_RECORDS SHOWN_
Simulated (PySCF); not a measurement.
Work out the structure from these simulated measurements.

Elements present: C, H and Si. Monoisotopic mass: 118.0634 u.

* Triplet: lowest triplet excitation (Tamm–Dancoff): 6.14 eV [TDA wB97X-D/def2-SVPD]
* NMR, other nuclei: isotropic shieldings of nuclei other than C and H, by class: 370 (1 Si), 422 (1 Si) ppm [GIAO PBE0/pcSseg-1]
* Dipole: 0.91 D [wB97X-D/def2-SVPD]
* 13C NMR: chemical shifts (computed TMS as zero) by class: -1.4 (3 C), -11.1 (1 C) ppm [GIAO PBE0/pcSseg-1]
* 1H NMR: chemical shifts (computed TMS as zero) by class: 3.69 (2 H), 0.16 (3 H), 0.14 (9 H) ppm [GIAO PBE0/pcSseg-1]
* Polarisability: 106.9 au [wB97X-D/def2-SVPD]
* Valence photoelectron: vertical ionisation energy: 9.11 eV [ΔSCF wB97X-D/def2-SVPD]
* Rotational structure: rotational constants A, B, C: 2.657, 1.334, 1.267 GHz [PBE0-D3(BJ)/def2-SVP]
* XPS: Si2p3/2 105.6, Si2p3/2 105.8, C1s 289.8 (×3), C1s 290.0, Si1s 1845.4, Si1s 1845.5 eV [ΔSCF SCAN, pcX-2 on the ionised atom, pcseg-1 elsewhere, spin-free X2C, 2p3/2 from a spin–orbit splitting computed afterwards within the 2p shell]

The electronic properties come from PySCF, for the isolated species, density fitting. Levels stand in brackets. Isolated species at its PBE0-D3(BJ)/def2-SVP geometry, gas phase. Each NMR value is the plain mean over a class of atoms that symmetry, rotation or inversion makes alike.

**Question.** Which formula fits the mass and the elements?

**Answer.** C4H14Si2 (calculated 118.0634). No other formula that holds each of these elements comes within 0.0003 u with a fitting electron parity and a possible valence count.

_BRIEF_
The stopping point is the line containing "and the elements?". Reproduce exactly every line of the material from the first through that one.

_REPLY_
Simulated (PySCF); not a measurement.
Work out the structure from these simulated measurements.

Elements present: C, H and Si. Monoisotopic mass: 118.0634 u.

* Triplet: lowest triplet excitation (Tamm–Dancoff): 6.14 eV [TDA wB97X-D/def2-SVPD]
* NMR, other nuclei: isotropic shieldings of nuclei other than C and H, by class: 370 (1 Si), 422 (1 Si) ppm [GIAO PBE0/pcSseg-1]
* Dipole: 0.91 D [wB97X-D/def2-SVPD]
* 13C NMR: chemical shifts (computed TMS as zero) by class: -1.4 (3 C), -11.1 (1 C) ppm [GIAO PBE0/pcSseg-1]
* 1H NMR: chemical shifts (computed TMS as zero) by class: 3.69 (2 H), 0.16 (3 H), 0.14 (9 H) ppm [GIAO PBE0/pcSseg-1]
* Polarisability: 106.9 au [wB97X-D/def2-SVPD]
* Valence photoelectron: vertical ionisation energy: 9.11 eV [ΔSCF wB97X-D/def2-SVPD]
* Rotational structure: rotational constants A, B, C: 2.657, 1.334, 1.267 GHz [PBE0-D3(BJ)/def2-SVP]
* XPS: Si2p3/2 105.6, Si2p3/2 105.8, C1s 289.8 (×3), C1s 290.0, Si1s 1845.4, Si1s 1845.5 eV [ΔSCF SCAN, pcX-2 on the ionised atom, pcseg-1 elsewhere, spin-free X2C, 2p3/2 from a spin–orbit splitting computed afterwards within the 2p shell]

The electronic properties come from PySCF, for the isolated species, density fitting. Levels stand in brackets. Isolated species at its PBE0-D3(BJ)/def2-SVP geometry, gas phase. Each NMR value is the plain mean over a class of atoms that symmetry, rotation or inversion makes alike.

**Question.** Which formula fits the mass and the elements?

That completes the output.